——————————

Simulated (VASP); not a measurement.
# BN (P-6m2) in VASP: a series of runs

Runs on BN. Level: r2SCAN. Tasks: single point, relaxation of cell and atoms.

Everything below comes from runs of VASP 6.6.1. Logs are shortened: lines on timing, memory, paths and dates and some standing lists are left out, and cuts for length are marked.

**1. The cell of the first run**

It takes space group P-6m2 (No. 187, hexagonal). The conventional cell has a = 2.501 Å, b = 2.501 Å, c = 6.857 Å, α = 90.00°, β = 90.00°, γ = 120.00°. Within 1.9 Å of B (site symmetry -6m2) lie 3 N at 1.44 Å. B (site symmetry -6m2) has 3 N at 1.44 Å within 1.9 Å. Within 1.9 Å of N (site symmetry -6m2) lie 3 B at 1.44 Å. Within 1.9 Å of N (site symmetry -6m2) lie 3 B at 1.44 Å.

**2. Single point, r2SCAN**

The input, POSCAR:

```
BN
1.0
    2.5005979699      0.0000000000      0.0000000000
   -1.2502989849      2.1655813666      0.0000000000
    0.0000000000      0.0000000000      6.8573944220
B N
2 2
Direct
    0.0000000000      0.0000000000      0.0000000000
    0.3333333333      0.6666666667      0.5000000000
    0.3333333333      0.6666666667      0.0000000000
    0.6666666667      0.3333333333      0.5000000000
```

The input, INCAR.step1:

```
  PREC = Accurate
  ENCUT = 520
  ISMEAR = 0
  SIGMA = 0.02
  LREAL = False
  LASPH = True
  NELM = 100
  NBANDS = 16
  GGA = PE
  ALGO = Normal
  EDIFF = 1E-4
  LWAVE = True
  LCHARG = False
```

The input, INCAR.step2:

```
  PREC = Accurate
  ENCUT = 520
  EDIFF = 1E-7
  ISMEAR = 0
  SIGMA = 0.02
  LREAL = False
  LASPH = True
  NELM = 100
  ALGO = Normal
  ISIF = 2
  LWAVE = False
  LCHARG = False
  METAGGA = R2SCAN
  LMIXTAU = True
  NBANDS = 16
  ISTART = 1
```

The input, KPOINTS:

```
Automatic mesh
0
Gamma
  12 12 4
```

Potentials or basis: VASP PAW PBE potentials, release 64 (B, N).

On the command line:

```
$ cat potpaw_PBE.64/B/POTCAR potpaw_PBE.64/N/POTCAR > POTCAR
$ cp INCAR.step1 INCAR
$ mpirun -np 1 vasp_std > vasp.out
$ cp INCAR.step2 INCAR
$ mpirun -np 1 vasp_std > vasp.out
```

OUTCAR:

——————————

◆ WORK ITEM ◆
Set down the lines of the records exactly, from the first one through the line containing "the first run**", and add nothing else.

◆ SOLUTION ◆
Simulated (VASP); not a measurement.
# BN (P-6m2) in VASP: a series of runs

Runs on BN. Level: r2SCAN. Tasks: single point, relaxation of cell and atoms.

Everything below comes from runs of VASP 6.6.1. Logs are shortened: lines on timing, memory, paths and dates and some standing lists are left out, and cuts for length are marked.

**1. The cell of the first run**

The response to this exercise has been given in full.